▶ **Supplied information**
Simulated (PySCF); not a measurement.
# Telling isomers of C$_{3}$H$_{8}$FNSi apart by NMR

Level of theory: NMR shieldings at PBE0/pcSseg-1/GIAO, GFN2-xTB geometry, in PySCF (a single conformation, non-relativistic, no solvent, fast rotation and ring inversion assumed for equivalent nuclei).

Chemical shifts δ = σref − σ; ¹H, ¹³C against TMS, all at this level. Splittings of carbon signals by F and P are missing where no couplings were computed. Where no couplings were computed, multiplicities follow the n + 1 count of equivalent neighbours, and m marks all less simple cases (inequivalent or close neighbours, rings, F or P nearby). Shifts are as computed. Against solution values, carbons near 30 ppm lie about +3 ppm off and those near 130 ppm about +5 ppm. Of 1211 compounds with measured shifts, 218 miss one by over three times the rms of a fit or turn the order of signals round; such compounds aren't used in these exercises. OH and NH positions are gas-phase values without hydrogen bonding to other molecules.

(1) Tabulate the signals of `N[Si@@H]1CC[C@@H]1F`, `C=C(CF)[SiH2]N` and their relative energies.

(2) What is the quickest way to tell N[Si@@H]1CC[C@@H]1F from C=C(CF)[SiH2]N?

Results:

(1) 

▶ **Work instruction**
Extract every entry in the listing word for word.

▶ **Solution**
Simulated (PySCF); not a measurement.
# Telling isomers of C$_{3}$H$_{8}$FNSi apart by NMR

Level of theory: NMR shieldings at PBE0/pcSseg-1/GIAO, GFN2-xTB geometry, in PySCF (a single conformation, non-relativistic, no solvent, fast rotation and ring inversion assumed for equivalent nuclei).

Chemical shifts δ = σref − σ; ¹H, ¹³C against TMS, all at this level. Splittings of carbon signals by F and P are missing where no couplings were computed. Where no couplings were computed, multiplicities follow the n + 1 count of equivalent neighbours, and m marks all less simple cases (inequivalent or close neighbours, rings, F or P nearby). Shifts are as computed. Against solution values, carbons near 30 ppm lie about +3 ppm off and those near 130 ppm about +5 ppm. Of 1211 compounds with measured shifts, 218 miss one by over three times the rms of a fit or turn the order of signals round; such compounds aren't used in these exercises. OH and NH positions are gas-phase values without hydrogen bonding to other molecules.

(1) Tabulate the signals of `N[Si@@H]1CC[C@@H]1F`, `C=C(CF)[SiH2]N` and their relative energies.

(2) What is the quickest way to tell N[Si@@H]1CC[C@@H]1F from C=C(CF)[SiH2]N?

Results:

(1) 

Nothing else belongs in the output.